══════════════════════════════

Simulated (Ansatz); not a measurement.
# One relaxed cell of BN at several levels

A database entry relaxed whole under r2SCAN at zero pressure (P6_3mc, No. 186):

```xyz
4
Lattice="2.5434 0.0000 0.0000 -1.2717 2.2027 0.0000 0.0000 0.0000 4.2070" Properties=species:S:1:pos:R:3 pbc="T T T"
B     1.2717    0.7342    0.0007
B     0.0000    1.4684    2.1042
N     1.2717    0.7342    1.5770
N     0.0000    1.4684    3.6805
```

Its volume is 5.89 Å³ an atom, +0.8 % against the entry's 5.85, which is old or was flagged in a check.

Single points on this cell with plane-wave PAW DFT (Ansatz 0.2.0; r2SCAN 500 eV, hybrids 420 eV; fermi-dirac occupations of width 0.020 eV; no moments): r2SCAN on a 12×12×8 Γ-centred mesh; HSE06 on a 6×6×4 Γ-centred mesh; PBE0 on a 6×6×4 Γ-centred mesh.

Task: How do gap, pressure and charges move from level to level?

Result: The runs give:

══════════════════════════════

#### Assigned task
Restate exactly the records above from their first line through the line that holds "Its volume is", please, including both and leaving out all others.

#### Problem solution
Simulated (Ansatz); not a measurement.
# One relaxed cell of BN at several levels

A database entry relaxed whole under r2SCAN at zero pressure (P6_3mc, No. 186):

```xyz
4
Lattice="2.5434 0.0000 0.0000 -1.2717 2.2027 0.0000 0.0000 0.0000 4.2070" Properties=species:S:1:pos:R:3 pbc="T T T"
B     1.2717    0.7342    0.0007
B     0.0000    1.4684    2.1042
N     1.2717    0.7342    1.5770
N     0.0000    1.4684    3.6805
```

Its volume is 5.89 Å³ an atom, +0.8 % against the entry's 5.85, which is old or was flagged in a check.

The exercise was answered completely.